Top of RECORDS PROVIDED
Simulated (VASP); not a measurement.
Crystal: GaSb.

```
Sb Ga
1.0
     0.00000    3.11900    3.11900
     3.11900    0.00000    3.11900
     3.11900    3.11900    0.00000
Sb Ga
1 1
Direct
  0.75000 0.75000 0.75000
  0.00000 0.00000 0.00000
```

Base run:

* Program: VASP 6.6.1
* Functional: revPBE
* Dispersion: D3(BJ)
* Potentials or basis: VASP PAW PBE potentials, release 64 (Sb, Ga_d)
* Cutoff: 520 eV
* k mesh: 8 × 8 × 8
Bottom of RECORDS PROVIDED

▶ [REQUIREMENT]: Set out every record in full, exactly as given.

▶ [WRITTEN SOLUTION]:
Simulated (VASP); not a measurement.
Crystal: GaSb.

```
Sb Ga
1.0
     0.00000    3.11900    3.11900
     3.11900    0.00000    3.11900
     3.11900    3.11900    0.00000
Sb Ga
1 1
Direct
  0.75000 0.75000 0.75000
  0.00000 0.00000 0.00000
```

Base run:

* Program: VASP 6.6.1
* Functional: revPBE
* Dispersion: D3(BJ)
* Potentials or basis: VASP PAW PBE potentials, release 64 (Sb, Ga_d)
* Cutoff: 520 eV
* k mesh: 8 × 8 × 8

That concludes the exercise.